**ASSIGNMENT:**
Please give the data below again in full, exactly as it stands.

========================

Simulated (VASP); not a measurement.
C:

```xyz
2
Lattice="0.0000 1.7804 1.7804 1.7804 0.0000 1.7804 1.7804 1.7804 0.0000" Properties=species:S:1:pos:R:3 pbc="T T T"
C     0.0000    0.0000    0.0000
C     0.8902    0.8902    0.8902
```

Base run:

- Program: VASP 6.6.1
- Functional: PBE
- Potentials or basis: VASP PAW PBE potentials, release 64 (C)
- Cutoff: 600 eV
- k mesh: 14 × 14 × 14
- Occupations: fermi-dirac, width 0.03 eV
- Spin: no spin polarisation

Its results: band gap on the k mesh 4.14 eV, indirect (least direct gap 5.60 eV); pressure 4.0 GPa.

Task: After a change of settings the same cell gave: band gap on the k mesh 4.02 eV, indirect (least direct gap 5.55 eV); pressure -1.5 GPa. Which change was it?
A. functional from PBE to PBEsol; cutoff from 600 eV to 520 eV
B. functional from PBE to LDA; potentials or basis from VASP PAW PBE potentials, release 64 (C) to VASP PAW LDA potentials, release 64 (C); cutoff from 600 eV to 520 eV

========================

**EXERCISE ANSWER:**
Simulated (VASP); not a measurement.
C:

```xyz
2
Lattice="0.0000 1.7804 1.7804 1.7804 0.0000 1.7804 1.7804 1.7804 0.0000" Properties=species:S:1:pos:R:3 pbc="T T T"
C     0.0000    0.0000    0.0000
C     0.8902    0.8902    0.8902
```

Base run:

- Program: VASP 6.6.1
- Functional: PBE
- Potentials or basis: VASP PAW PBE potentials, release 64 (C)
- Cutoff: 600 eV
- k mesh: 14 × 14 × 14
- Occupations: fermi-dirac, width 0.03 eV
- Spin: no spin polarisation

Its results: band gap on the k mesh 4.14 eV, indirect (least direct gap 5.60 eV); pressure 4.0 GPa.

Task: After a change of settings the same cell gave: band gap on the k mesh 4.02 eV, indirect (least direct gap 5.55 eV); pressure -1.5 GPa. Which change was it?
A. functional from PBE to PBEsol; cutoff from 600 eV to 520 eV
B. functional from PBE to LDA; potentials or basis from VASP PAW PBE potentials, release 64 (C) to VASP PAW LDA potentials, release 64 (C); cutoff from 600 eV to 520 eV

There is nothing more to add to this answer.